**WORK ITEM**
Write down each entry again, exactly as it reads.

**INPUT DATA**
——

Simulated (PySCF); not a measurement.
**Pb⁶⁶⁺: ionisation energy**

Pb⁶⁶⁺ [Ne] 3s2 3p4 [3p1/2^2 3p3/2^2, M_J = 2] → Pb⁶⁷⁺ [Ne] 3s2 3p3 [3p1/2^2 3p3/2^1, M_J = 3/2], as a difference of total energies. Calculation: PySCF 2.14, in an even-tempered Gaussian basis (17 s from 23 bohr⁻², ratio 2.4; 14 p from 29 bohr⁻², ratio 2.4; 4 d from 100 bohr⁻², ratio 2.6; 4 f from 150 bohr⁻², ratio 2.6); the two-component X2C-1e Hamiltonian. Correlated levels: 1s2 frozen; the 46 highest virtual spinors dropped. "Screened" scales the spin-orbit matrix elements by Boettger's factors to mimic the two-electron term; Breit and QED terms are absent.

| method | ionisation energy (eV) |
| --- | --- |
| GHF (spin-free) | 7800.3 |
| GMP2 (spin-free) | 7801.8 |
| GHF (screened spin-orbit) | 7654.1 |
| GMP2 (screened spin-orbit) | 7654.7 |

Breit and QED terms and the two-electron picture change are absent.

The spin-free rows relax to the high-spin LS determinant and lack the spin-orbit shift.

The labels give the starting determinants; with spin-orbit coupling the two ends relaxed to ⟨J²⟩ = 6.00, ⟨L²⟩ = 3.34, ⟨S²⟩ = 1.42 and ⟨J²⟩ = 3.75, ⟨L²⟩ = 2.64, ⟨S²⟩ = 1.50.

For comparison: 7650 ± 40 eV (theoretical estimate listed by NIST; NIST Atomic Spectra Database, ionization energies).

——

**TASK SOLUTION**
Simulated (PySCF); not a measurement.
**Pb⁶⁶⁺: ionisation energy**

Pb⁶⁶⁺ [Ne] 3s2 3p4 [3p1/2^2 3p3/2^2, M_J = 2] → Pb⁶⁷⁺ [Ne] 3s2 3p3 [3p1/2^2 3p3/2^1, M_J = 3/2], as a difference of total energies. Calculation: PySCF 2.14, in an even-tempered Gaussian basis (17 s from 23 bohr⁻², ratio 2.4; 14 p from 29 bohr⁻², ratio 2.4; 4 d from 100 bohr⁻², ratio 2.6; 4 f from 150 bohr⁻², ratio 2.6); the two-component X2C-1e Hamiltonian. Correlated levels: 1s2 frozen; the 46 highest virtual spinors dropped. "Screened" scales the spin-orbit matrix elements by Boettger's factors to mimic the two-electron term; Breit and QED terms are absent.

| method | ionisation energy (eV) |
| --- | --- |
| GHF (spin-free) | 7800.3 |
| GMP2 (spin-free) | 7801.8 |
| GHF (screened spin-orbit) | 7654.1 |
| GMP2 (screened spin-orbit) | 7654.7 |

Breit and QED terms and the two-electron picture change are absent.

The spin-free rows relax to the high-spin LS determinant and lack the spin-orbit shift.

The labels give the starting determinants; with spin-orbit coupling the two ends relaxed to ⟨J²⟩ = 6.00, ⟨L²⟩ = 3.34, ⟨S²⟩ = 1.42 and ⟨J²⟩ = 3.75, ⟨L²⟩ = 2.64, ⟨S²⟩ = 1.50.

For comparison: 7650 ± 40 eV (theoretical estimate listed by NIST; NIST Atomic Spectra Database, ionization energies).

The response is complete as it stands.